WORK ITEM: Restate the records so that not a single word differs.

[Opening INFORMATION SUPPLIED section]
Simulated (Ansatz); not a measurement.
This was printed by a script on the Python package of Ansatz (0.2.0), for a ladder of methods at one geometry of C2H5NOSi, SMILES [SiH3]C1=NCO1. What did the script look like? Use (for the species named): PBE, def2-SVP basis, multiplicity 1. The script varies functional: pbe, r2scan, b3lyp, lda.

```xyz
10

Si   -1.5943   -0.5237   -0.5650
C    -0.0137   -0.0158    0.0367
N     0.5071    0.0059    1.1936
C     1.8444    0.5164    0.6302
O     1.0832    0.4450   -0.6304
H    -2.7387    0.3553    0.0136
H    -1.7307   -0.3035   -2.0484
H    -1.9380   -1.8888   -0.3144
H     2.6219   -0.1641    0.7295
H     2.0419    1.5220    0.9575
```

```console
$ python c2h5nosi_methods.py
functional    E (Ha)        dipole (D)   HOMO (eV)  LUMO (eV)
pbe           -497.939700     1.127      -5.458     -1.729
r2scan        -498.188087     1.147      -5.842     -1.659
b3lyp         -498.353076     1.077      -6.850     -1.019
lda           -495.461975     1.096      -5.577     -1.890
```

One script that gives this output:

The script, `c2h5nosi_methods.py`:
[Closing INFORMATION SUPPLIED section]

RESPONSE BOX:
Simulated (Ansatz); not a measurement.
This was printed by a script on the Python package of Ansatz (0.2.0), for a ladder of methods at one geometry of C2H5NOSi, SMILES [SiH3]C1=NCO1. What did the script look like? Use (for the species named): PBE, def2-SVP basis, multiplicity 1. The script varies functional: pbe, r2scan, b3lyp, lda.

```xyz
10

Si   -1.5943   -0.5237   -0.5650
C    -0.0137   -0.0158    0.0367
N     0.5071    0.0059    1.1936
C     1.8444    0.5164    0.6302
O     1.0832    0.4450   -0.6304
H    -2.7387    0.3553    0.0136
H    -1.7307   -0.3035   -2.0484
H    -1.9380   -1.8888   -0.3144
H     2.6219   -0.1641    0.7295
H     2.0419    1.5220    0.9575
```

```console
$ python c2h5nosi_methods.py
functional    E (Ha)        dipole (D)   HOMO (eV)  LUMO (eV)
pbe           -497.939700     1.127      -5.458     -1.729
r2scan        -498.188087     1.147      -5.842     -1.659
b3lyp         -498.353076     1.077      -6.850     -1.019
lda           -495.461975     1.096      -5.577     -1.890
```

One script that gives this output:

The script, `c2h5nosi_methods.py`:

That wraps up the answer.